(DATA SECTION):
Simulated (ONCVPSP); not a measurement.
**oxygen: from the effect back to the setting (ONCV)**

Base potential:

(WORK ORDER): Whatever appears in the data above is to be set down exactly.

(EXERCISE RESPONSE):
Simulated (ONCVPSP); not a measurement.
**oxygen: from the effect back to the setting (ONCV)**

Base potential:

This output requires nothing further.